Extracted entries
+++

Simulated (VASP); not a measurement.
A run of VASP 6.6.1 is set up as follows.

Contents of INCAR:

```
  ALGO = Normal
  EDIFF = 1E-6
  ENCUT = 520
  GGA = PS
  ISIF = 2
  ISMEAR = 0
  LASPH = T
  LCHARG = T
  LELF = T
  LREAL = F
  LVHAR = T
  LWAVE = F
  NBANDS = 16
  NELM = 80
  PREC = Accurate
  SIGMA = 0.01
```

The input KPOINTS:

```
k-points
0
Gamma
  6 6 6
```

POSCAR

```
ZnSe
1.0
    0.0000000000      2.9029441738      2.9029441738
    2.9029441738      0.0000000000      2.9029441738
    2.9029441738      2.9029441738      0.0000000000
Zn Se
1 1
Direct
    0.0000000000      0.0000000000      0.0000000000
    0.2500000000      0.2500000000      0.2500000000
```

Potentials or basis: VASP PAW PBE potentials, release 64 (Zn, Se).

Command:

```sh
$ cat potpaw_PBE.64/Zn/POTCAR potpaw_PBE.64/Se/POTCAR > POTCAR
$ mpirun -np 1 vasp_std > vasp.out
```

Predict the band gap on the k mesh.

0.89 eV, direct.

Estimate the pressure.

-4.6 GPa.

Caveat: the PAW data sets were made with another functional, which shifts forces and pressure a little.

+++

Assigned task
Write each line of the data down again exactly as it reads.

Exercise response
Simulated (VASP); not a measurement.
A run of VASP 6.6.1 is set up as follows.

Contents of INCAR:

```
  ALGO = Normal
  EDIFF = 1E-6
  ENCUT = 520
  GGA = PS
  ISIF = 2
  ISMEAR = 0
  LASPH = T
  LCHARG = T
  LELF = T
  LREAL = F
  LVHAR = T
  LWAVE = F
  NBANDS = 16
  NELM = 80
  PREC = Accurate
  SIGMA = 0.01
```

The input KPOINTS:

```
k-points
0
Gamma
  6 6 6
```

POSCAR

```
ZnSe
1.0
    0.0000000000      2.9029441738      2.9029441738
    2.9029441738      0.0000000000      2.9029441738
    2.9029441738      2.9029441738      0.0000000000
Zn Se
1 1
Direct
    0.0000000000      0.0000000000      0.0000000000
    0.2500000000      0.2500000000      0.2500000000
```

Potentials or basis: VASP PAW PBE potentials, release 64 (Zn, Se).

Command:

```sh
$ cat potpaw_PBE.64/Zn/POTCAR potpaw_PBE.64/Se/POTCAR > POTCAR
$ mpirun -np 1 vasp_std > vasp.out
```

Predict the band gap on the k mesh.

0.89 eV, direct.

Estimate the pressure.

-4.6 GPa.

Caveat: the PAW data sets were made with another functional, which shifts forces and pressure a little.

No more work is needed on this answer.